DATA RECORDS:
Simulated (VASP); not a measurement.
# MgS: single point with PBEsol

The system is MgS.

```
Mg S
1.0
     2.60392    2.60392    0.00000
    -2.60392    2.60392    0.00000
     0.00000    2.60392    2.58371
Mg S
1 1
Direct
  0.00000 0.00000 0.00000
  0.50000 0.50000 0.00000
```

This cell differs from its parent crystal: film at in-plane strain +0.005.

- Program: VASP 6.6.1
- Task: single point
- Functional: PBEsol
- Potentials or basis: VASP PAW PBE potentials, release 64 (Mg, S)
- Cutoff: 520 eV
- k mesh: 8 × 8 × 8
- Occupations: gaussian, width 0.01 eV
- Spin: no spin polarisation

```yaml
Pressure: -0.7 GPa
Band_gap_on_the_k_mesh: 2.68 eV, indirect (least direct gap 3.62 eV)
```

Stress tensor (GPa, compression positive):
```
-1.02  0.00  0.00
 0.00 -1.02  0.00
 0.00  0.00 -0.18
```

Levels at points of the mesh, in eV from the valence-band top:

EXERCISE: Would you write the material out again, exactly as given above?

WRITTEN SOLUTION:
Simulated (VASP); not a measurement.
# MgS: single point with PBEsol

The system is MgS.

```
Mg S
1.0
     2.60392    2.60392    0.00000
    -2.60392    2.60392    0.00000
     0.00000    2.60392    2.58371
Mg S
1 1
Direct
  0.00000 0.00000 0.00000
  0.50000 0.50000 0.00000
```

This cell differs from its parent crystal: film at in-plane strain +0.005.

- Program: VASP 6.6.1
- Task: single point
- Functional: PBEsol
- Potentials or basis: VASP PAW PBE potentials, release 64 (Mg, S)
- Cutoff: 520 eV
- k mesh: 8 × 8 × 8
- Occupations: gaussian, width 0.01 eV
- Spin: no spin polarisation

```yaml
Pressure: -0.7 GPa
Band_gap_on_the_k_mesh: 2.68 eV, indirect (least direct gap 3.62 eV)
```

Stress tensor (GPa, compression positive):
```
-1.02  0.00  0.00
 0.00 -1.02  0.00
 0.00  0.00 -0.18
```

Levels at points of the mesh, in eV from the valence-band top:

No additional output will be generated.